> **Work item**
Only an exact repetition of all the entries will be accepted.

> **Listed records**
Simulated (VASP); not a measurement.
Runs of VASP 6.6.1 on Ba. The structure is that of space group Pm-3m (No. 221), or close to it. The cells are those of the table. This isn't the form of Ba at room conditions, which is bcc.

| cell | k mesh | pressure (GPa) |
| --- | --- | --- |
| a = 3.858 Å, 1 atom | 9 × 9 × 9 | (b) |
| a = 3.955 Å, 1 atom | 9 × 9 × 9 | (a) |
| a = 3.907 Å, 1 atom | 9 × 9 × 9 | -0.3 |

> **Answer space**
Simulated (VASP); not a measurement.
Runs of VASP 6.6.1 on Ba. The structure is that of space group Pm-3m (No. 221), or close to it. The cells are those of the table. This isn't the form of Ba at room conditions, which is bcc.

| cell | k mesh | pressure (GPa) |
| --- | --- | --- |
| a = 3.858 Å, 1 atom | 9 × 9 × 9 | (b) |
| a = 3.955 Å, 1 atom | 9 × 9 × 9 | (a) |
| a = 3.907 Å, 1 atom | 9 × 9 × 9 | -0.3 |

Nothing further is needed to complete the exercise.